**Required action**
Give the records below again, exactly as they appear.

**Data for review**
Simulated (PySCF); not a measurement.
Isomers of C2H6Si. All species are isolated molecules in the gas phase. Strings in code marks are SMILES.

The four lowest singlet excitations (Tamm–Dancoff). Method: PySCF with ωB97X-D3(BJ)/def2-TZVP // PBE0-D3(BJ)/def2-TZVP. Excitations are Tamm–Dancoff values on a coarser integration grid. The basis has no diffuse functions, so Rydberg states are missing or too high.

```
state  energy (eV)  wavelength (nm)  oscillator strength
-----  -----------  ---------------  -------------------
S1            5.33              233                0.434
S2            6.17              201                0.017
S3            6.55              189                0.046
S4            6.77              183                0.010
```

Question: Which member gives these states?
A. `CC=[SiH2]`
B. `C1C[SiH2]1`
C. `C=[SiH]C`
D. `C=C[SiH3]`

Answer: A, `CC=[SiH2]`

**Exercise solution**
Simulated (PySCF); not a measurement.
Isomers of C2H6Si. All species are isolated molecules in the gas phase. Strings in code marks are SMILES.

The four lowest singlet excitations (Tamm–Dancoff). Method: PySCF with ωB97X-D3(BJ)/def2-TZVP // PBE0-D3(BJ)/def2-TZVP. Excitations are Tamm–Dancoff values on a coarser integration grid. The basis has no diffuse functions, so Rydberg states are missing or too high.

```
state  energy (eV)  wavelength (nm)  oscillator strength
-----  -----------  ---------------  -------------------
S1            5.33              233                0.434
S2            6.17              201                0.017
S3            6.55              189                0.046
S4            6.77              183                0.010
```

Question: Which member gives these states?
A. `CC=[SiH2]`
B. `C1C[SiH2]1`
C. `C=[SiH]C`
D. `C=C[SiH3]`

Answer: A, `CC=[SiH2]`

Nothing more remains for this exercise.